• Given records:
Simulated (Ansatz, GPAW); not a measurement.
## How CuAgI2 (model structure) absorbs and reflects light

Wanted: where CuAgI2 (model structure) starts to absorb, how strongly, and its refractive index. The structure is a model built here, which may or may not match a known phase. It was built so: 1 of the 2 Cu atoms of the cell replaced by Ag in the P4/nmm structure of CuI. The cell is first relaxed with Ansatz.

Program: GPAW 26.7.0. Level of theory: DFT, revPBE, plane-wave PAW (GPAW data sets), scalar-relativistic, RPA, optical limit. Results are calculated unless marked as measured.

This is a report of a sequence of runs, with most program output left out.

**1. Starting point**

• Requirement:
The lines from the top of the data above down to the line containing "Program: GPAW 26.7.0." are to be copied exactly; no other line should appear.

• Result:
Simulated (Ansatz, GPAW); not a measurement.
## How CuAgI2 (model structure) absorbs and reflects light

Wanted: where CuAgI2 (model structure) starts to absorb, how strongly, and its refractive index. The structure is a model built here, which may or may not match a known phase. It was built so: 1 of the 2 Cu atoms of the cell replaced by Ag in the P4/nmm structure of CuI. The cell is first relaxed with Ansatz.

Program: GPAW 26.7.0. Level of theory: DFT, revPBE, plane-wave PAW (GPAW data sets), scalar-relativistic, RPA, optical limit. Results are calculated unless marked as measured.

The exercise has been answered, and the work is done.